* Work order
A verbatim transcript of the lines below, starting at the first and ending with the one that holds "A k mesh can", is what should be produced.

(Material provided)
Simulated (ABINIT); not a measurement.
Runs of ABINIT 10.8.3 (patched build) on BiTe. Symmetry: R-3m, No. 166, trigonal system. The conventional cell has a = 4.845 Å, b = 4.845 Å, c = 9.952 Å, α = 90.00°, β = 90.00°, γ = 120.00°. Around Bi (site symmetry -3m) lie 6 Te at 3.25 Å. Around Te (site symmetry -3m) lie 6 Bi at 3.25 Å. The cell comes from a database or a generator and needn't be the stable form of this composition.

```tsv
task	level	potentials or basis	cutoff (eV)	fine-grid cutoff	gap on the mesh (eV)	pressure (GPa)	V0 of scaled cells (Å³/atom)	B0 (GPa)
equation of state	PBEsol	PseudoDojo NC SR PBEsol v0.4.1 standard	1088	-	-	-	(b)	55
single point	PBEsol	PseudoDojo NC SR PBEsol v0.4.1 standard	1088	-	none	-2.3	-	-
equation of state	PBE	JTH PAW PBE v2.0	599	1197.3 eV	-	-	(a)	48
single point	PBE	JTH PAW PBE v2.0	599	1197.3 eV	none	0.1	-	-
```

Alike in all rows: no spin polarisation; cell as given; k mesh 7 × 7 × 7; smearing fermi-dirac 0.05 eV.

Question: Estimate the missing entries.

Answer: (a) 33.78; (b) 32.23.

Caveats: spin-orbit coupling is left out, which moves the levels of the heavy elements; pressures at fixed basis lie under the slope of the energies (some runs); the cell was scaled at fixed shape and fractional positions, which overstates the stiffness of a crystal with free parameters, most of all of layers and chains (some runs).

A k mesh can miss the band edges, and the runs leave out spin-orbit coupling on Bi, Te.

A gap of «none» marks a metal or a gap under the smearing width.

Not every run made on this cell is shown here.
(End Material provided)

* Answer area
Simulated (ABINIT); not a measurement.
Runs of ABINIT 10.8.3 (patched build) on BiTe. Symmetry: R-3m, No. 166, trigonal system. The conventional cell has a = 4.845 Å, b = 4.845 Å, c = 9.952 Å, α = 90.00°, β = 90.00°, γ = 120.00°. Around Bi (site symmetry -3m) lie 6 Te at 3.25 Å. Around Te (site symmetry -3m) lie 6 Bi at 3.25 Å. The cell comes from a database or a generator and needn't be the stable form of this composition.

```tsv
task	level	potentials or basis	cutoff (eV)	fine-grid cutoff	gap on the mesh (eV)	pressure (GPa)	V0 of scaled cells (Å³/atom)	B0 (GPa)
equation of state	PBEsol	PseudoDojo NC SR PBEsol v0.4.1 standard	1088	-	-	-	(b)	55
single point	PBEsol	PseudoDojo NC SR PBEsol v0.4.1 standard	1088	-	none	-2.3	-	-
equation of state	PBE	JTH PAW PBE v2.0	599	1197.3 eV	-	-	(a)	48
single point	PBE	JTH PAW PBE v2.0	599	1197.3 eV	none	0.1	-	-
```

Alike in all rows: no spin polarisation; cell as given; k mesh 7 × 7 × 7; smearing fermi-dirac 0.05 eV.

Question: Estimate the missing entries.

Answer: (a) 33.78; (b) 32.23.

Caveats: spin-orbit coupling is left out, which moves the levels of the heavy elements; pressures at fixed basis lie under the slope of the energies (some runs); the cell was scaled at fixed shape and fractional positions, which overstates the stiffness of a crystal with free parameters, most of all of layers and chains (some runs).

A k mesh can miss the band edges, and the runs leave out spin-orbit coupling on Bi, Te.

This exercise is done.